Work instruction
The entries must be retyped exactly, down to the last line.

Data
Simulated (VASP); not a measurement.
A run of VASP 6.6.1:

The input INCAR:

Your response
Simulated (VASP); not a measurement.
A run of VASP 6.6.1:

The input INCAR:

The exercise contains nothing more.